Repeat exactly the lines below that lie between the line with "Cutoff: 600 eV" and the line with "How long does it take, and how much memory?", counting both of those lines as part of the answer.

§ PROVIDED RECORDS:
___

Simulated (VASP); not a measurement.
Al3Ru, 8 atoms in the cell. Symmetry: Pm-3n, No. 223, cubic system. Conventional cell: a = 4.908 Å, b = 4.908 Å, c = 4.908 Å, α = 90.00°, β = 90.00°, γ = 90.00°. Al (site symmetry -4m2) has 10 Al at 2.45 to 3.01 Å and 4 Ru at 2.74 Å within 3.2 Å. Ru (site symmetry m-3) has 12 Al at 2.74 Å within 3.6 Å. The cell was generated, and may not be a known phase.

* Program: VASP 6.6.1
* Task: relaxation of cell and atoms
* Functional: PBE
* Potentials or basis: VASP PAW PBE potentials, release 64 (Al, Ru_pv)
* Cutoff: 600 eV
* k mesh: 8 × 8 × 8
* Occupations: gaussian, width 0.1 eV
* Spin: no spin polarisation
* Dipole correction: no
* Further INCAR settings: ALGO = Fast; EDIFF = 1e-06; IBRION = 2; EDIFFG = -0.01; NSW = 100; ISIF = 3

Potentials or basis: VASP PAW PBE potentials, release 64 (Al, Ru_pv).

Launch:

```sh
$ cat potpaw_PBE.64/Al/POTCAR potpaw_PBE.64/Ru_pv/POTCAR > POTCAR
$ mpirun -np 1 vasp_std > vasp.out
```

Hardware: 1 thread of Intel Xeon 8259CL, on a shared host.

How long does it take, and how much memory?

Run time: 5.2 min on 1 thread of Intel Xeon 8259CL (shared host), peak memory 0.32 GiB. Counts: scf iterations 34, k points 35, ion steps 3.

___

§ TASK SOLUTION:
* Cutoff: 600 eV
* k mesh: 8 × 8 × 8
* Occupations: gaussian, width 0.1 eV
* Spin: no spin polarisation
* Dipole correction: no
* Further INCAR settings: ALGO = Fast; EDIFF = 1e-06; IBRION = 2; EDIFFG = -0.01; NSW = 100; ISIF = 3

Potentials or basis: VASP PAW PBE potentials, release 64 (Al, Ru_pv).

Launch:

```sh
$ cat potpaw_PBE.64/Al/POTCAR potpaw_PBE.64/Ru_pv/POTCAR > POTCAR
$ mpirun -np 1 vasp_std > vasp.out
```

Hardware: 1 thread of Intel Xeon 8259CL, on a shared host.

How long does it take, and how much memory?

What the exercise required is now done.